RECORDS PROVIDED -
---+---

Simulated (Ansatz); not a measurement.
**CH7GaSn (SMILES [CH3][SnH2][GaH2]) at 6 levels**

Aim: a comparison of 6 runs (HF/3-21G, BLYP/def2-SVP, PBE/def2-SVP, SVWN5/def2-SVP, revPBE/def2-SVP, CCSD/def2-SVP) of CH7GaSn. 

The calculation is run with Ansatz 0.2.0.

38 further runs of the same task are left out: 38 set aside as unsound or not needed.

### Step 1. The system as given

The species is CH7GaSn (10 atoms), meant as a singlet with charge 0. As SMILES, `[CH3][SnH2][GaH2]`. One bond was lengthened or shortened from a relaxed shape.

---+---

All the lines above need to be retyped exactly, with nothing left out.

Simulated (Ansatz); not a measurement.
**CH7GaSn (SMILES [CH3][SnH2][GaH2]) at 6 levels**

Aim: a comparison of 6 runs (HF/3-21G, BLYP/def2-SVP, PBE/def2-SVP, SVWN5/def2-SVP, revPBE/def2-SVP, CCSD/def2-SVP) of CH7GaSn. 

The calculation is run with Ansatz 0.2.0.

38 further runs of the same task are left out: 38 set aside as unsound or not needed.

### Step 1. The system as given

The species is CH7GaSn (10 atoms), meant as a singlet with charge 0. As SMILES, `[CH3][SnH2][GaH2]`. One bond was lengthened or shortened from a relaxed shape.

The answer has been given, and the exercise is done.